- EXCERPTED RECORDS
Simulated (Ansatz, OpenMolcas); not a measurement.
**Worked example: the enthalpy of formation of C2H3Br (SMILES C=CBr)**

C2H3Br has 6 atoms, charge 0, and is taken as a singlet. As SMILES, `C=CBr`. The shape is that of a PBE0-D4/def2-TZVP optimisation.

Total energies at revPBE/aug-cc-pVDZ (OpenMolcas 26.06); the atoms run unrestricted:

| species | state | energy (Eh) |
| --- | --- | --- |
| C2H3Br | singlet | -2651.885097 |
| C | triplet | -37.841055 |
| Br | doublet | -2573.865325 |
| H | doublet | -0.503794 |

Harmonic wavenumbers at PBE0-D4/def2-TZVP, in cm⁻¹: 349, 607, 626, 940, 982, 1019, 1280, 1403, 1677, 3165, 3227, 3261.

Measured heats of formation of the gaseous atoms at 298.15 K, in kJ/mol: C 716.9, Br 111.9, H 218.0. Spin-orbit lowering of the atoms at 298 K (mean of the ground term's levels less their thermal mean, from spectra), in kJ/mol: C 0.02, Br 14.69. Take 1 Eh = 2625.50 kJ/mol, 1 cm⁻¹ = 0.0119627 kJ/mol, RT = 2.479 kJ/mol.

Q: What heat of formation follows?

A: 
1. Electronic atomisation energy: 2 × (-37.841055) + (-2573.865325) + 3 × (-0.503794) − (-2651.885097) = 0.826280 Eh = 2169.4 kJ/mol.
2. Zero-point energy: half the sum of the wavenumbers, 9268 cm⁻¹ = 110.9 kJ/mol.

- EXERCISE
The full listing above should be transcribed exactly.

- WRITTEN SOLUTION
Simulated (Ansatz, OpenMolcas); not a measurement.
**Worked example: the enthalpy of formation of C2H3Br (SMILES C=CBr)**

C2H3Br has 6 atoms, charge 0, and is taken as a singlet. As SMILES, `C=CBr`. The shape is that of a PBE0-D4/def2-TZVP optimisation.

Total energies at revPBE/aug-cc-pVDZ (OpenMolcas 26.06); the atoms run unrestricted:

| species | state | energy (Eh) |
| --- | --- | --- |
| C2H3Br | singlet | -2651.885097 |
| C | triplet | -37.841055 |
| Br | doublet | -2573.865325 |
| H | doublet | -0.503794 |

Harmonic wavenumbers at PBE0-D4/def2-TZVP, in cm⁻¹: 349, 607, 626, 940, 982, 1019, 1280, 1403, 1677, 3165, 3227, 3261.

Measured heats of formation of the gaseous atoms at 298.15 K, in kJ/mol: C 716.9, Br 111.9, H 218.0. Spin-orbit lowering of the atoms at 298 K (mean of the ground term's levels less their thermal mean, from spectra), in kJ/mol: C 0.02, Br 14.69. Take 1 Eh = 2625.50 kJ/mol, 1 cm⁻¹ = 0.0119627 kJ/mol, RT = 2.479 kJ/mol.

Q: What heat of formation follows?

A: 
1. Electronic atomisation energy: 2 × (-37.841055) + (-2573.865325) + 3 × (-0.503794) − (-2651.885097) = 0.826280 Eh = 2169.4 kJ/mol.
2. Zero-point energy: half the sum of the wavenumbers, 9268 cm⁻¹ = 110.9 kJ/mol.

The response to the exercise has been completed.